ASSIGNED TASK →
Nothing in the data may be changed; retype all of it.

EXCERPTED RECORDS: Begin

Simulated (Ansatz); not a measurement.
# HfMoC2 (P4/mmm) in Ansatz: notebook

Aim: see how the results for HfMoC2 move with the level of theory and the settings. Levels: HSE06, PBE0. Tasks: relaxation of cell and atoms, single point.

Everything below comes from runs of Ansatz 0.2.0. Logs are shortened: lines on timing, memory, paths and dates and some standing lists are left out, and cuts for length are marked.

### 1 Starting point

EXCERPTED RECORDS: End

WORKED SOLUTION →
Simulated (Ansatz); not a measurement.
# HfMoC2 (P4/mmm) in Ansatz: notebook

Aim: see how the results for HfMoC2 move with the level of theory and the settings. Levels: HSE06, PBE0. Tasks: relaxation of cell and atoms, single point.

Everything below comes from runs of Ansatz 0.2.0. Logs are shortened: lines on timing, memory, paths and dates and some standing lists are left out, and cuts for length are marked.

### 1 Starting point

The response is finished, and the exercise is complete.